▸ WORK TASK
Copy out all the entries shown below, exactly as they appear.

▸ MATERIAL SUPPLIED
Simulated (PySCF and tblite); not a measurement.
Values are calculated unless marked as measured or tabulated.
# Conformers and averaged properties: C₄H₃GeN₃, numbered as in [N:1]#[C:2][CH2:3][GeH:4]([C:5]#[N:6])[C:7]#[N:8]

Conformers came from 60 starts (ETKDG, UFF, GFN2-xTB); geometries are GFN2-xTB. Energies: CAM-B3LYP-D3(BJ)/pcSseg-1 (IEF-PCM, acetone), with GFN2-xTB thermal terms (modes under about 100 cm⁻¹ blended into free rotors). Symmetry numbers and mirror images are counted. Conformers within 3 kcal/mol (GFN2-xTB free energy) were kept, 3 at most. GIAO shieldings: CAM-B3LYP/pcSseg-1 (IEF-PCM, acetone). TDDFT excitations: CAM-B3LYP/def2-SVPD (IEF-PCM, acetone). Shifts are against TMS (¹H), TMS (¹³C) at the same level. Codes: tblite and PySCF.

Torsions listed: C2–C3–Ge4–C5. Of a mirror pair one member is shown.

▸ EXERCISE ANSWER
Simulated (PySCF and tblite); not a measurement.
Values are calculated unless marked as measured or tabulated.
# Conformers and averaged properties: C₄H₃GeN₃, numbered as in [N:1]#[C:2][CH2:3][GeH:4]([C:5]#[N:6])[C:7]#[N:8]

Conformers came from 60 starts (ETKDG, UFF, GFN2-xTB); geometries are GFN2-xTB. Energies: CAM-B3LYP-D3(BJ)/pcSseg-1 (IEF-PCM, acetone), with GFN2-xTB thermal terms (modes under about 100 cm⁻¹ blended into free rotors). Symmetry numbers and mirror images are counted. Conformers within 3 kcal/mol (GFN2-xTB free energy) were kept, 3 at most. GIAO shieldings: CAM-B3LYP/pcSseg-1 (IEF-PCM, acetone). TDDFT excitations: CAM-B3LYP/def2-SVPD (IEF-PCM, acetone). Shifts are against TMS (¹H), TMS (¹³C) at the same level. Codes: tblite and PySCF.

Torsions listed: C2–C3–Ge4–C5. Of a mirror pair one member is shown.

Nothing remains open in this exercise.